--- START ---

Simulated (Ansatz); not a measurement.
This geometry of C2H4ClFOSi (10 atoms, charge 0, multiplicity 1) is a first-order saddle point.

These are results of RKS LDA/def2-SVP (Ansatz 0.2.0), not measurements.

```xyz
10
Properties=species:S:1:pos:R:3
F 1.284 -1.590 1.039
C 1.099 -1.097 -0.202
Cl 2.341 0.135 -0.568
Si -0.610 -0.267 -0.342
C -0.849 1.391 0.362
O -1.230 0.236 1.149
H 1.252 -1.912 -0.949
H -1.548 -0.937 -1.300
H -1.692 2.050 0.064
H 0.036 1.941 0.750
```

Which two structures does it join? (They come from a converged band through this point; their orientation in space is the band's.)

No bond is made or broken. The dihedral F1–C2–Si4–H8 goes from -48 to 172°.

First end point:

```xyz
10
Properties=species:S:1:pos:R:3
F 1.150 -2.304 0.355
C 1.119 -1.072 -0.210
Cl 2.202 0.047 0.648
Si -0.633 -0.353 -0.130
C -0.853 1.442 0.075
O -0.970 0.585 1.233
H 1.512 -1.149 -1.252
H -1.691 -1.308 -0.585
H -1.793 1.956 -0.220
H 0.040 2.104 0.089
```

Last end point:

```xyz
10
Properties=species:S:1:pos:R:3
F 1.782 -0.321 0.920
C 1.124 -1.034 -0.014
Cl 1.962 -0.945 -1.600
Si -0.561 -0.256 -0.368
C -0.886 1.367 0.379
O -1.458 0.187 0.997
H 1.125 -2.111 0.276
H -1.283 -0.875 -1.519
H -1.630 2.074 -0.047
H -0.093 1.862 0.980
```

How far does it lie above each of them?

--- END ---

EXERCISE: All the records are to be transcribed exactly, with no line missing.

WORKED SOLUTION:
Simulated (Ansatz); not a measurement.
This geometry of C2H4ClFOSi (10 atoms, charge 0, multiplicity 1) is a first-order saddle point.

These are results of RKS LDA/def2-SVP (Ansatz 0.2.0), not measurements.

```xyz
10
Properties=species:S:1:pos:R:3
F 1.284 -1.590 1.039
C 1.099 -1.097 -0.202
Cl 2.341 0.135 -0.568
Si -0.610 -0.267 -0.342
C -0.849 1.391 0.362
O -1.230 0.236 1.149
H 1.252 -1.912 -0.949
H -1.548 -0.937 -1.300
H -1.692 2.050 0.064
H 0.036 1.941 0.750
```

Which two structures does it join? (They come from a converged band through this point; their orientation in space is the band's.)

No bond is made or broken. The dihedral F1–C2–Si4–H8 goes from -48 to 172°.

First end point:

```xyz
10
Properties=species:S:1:pos:R:3
F 1.150 -2.304 0.355
C 1.119 -1.072 -0.210
Cl 2.202 0.047 0.648
Si -0.633 -0.353 -0.130
C -0.853 1.442 0.075
O -0.970 0.585 1.233
H 1.512 -1.149 -1.252
H -1.691 -1.308 -0.585
H -1.793 1.956 -0.220
H 0.040 2.104 0.089
```

Last end point:

```xyz
10
Properties=species:S:1:pos:R:3
F 1.782 -0.321 0.920
C 1.124 -1.034 -0.014
Cl 1.962 -0.945 -1.600
Si -0.561 -0.256 -0.368
C -0.886 1.367 0.379
O -1.458 0.187 0.997
H 1.125 -2.111 0.276
H -1.283 -0.875 -1.519
H -1.630 2.074 -0.047
H -0.093 1.862 0.980
```

How far does it lie above each of them?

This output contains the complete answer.